Brief
Print all the data, keeping every line exactly as it is.

---------- Dataset records ----------

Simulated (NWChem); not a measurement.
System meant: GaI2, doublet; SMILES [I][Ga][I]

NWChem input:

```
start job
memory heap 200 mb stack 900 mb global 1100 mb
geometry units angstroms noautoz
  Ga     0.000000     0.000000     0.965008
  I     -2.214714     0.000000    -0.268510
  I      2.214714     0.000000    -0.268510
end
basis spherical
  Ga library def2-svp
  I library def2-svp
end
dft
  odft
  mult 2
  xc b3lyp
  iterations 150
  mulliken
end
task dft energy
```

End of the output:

----------

Response
Simulated (NWChem); not a measurement.
System meant: GaI2, doublet; SMILES [I][Ga][I]

NWChem input:

```
start job
memory heap 200 mb stack 900 mb global 1100 mb
geometry units angstroms noautoz
  Ga     0.000000     0.000000     0.965008
  I     -2.214714     0.000000    -0.268510
  I      2.214714     0.000000    -0.268510
end
basis spherical
  Ga library def2-svp
  I library def2-svp
end
dft
  odft
  mult 2
  xc b3lyp
  iterations 150
  mulliken
end
task dft energy
```

End of the output:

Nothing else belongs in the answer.